START GIVEN INFORMATION
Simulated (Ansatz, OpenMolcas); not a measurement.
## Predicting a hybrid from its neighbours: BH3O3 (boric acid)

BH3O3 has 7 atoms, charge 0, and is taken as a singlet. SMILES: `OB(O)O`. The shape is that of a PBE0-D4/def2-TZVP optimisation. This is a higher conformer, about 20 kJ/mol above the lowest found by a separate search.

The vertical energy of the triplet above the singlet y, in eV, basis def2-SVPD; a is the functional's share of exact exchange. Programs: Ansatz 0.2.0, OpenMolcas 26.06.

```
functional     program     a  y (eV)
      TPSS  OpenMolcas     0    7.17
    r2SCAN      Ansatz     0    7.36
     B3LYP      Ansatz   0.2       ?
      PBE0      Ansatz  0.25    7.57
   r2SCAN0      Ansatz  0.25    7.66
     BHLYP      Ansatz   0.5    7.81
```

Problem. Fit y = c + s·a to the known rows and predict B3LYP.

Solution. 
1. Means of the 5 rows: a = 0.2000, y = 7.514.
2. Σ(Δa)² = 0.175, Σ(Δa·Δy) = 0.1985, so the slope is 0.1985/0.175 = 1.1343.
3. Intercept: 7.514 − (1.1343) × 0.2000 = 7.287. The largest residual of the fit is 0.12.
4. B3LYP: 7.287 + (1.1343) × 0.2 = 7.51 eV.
END GIVEN INFORMATION

• [ACTION ITEM]: Copy exactly the stretch of data above from the line with "Problem. Fit y" through the line with "3. Intercept: 7.514", and omit all other lines.

• [PROBLEM SOLUTION]:
Problem. Fit y = c + s·a to the known rows and predict B3LYP.

Solution. 
1. Means of the 5 rows: a = 0.2000, y = 7.514.
2. Σ(Δa)² = 0.175, Σ(Δa·Δy) = 0.1985, so the slope is 0.1985/0.175 = 1.1343.
3. Intercept: 7.514 − (1.1343) × 0.2000 = 7.287. The largest residual of the fit is 0.12.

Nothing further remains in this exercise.